• [Information shown]
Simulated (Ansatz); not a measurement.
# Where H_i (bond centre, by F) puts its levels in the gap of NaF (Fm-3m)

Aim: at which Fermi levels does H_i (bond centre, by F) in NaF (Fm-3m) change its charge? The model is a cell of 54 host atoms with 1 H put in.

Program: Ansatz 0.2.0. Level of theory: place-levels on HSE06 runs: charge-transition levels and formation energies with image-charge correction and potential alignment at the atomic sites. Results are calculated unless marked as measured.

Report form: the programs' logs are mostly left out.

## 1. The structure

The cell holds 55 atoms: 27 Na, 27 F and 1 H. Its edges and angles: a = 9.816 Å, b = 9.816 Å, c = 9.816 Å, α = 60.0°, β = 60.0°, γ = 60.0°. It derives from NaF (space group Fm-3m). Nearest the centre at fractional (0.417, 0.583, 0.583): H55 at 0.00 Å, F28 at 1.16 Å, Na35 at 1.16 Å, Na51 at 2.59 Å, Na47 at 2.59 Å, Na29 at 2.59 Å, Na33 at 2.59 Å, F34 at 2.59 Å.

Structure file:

• [Work request] Repeat the material in full. Change nothing.

• [Task solution]
Simulated (Ansatz); not a measurement.
# Where H_i (bond centre, by F) puts its levels in the gap of NaF (Fm-3m)

Aim: at which Fermi levels does H_i (bond centre, by F) in NaF (Fm-3m) change its charge? The model is a cell of 54 host atoms with 1 H put in.

Program: Ansatz 0.2.0. Level of theory: place-levels on HSE06 runs: charge-transition levels and formation energies with image-charge correction and potential alignment at the atomic sites. Results are calculated unless marked as measured.

Report form: the programs' logs are mostly left out.

## 1. The structure

The cell holds 55 atoms: 27 Na, 27 F and 1 H. Its edges and angles: a = 9.816 Å, b = 9.816 Å, c = 9.816 Å, α = 60.0°, β = 60.0°, γ = 60.0°. It derives from NaF (space group Fm-3m). Nearest the centre at fractional (0.417, 0.583, 0.583): H55 at 0.00 Å, F28 at 1.16 Å, Na35 at 1.16 Å, Na51 at 2.59 Å, Na47 at 2.59 Å, Na29 at 2.59 Å, Na33 at 2.59 Å, F34 at 2.59 Å.

Structure file:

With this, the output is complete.